Provided material:
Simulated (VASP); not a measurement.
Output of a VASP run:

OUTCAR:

Work instruction:
Exactly as they stand, please print the lines from the first line of the records above down to the line that includes "Output of a", both of those included and no others.

Expected answer:
Simulated (VASP); not a measurement.
Output of a VASP run:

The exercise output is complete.